### STORED DATA
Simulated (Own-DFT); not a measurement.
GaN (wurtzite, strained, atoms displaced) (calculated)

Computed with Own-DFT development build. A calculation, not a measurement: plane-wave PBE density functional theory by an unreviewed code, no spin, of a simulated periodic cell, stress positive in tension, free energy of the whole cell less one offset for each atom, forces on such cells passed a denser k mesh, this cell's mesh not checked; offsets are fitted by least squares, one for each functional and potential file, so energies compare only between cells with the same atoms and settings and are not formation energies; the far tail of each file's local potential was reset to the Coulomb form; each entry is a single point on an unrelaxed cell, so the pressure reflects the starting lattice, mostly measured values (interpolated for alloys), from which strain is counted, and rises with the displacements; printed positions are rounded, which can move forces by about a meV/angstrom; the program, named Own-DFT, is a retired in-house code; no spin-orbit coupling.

### ACTIVITY
Set down exactly the lines from the start of the records to the line with "GaN (wurtzite, strained, atoms". Include that line, and add nothing more.

### ANSWER SECTION
Simulated (Own-DFT); not a measurement.
GaN (wurtzite, strained, atoms displaced) (calculated)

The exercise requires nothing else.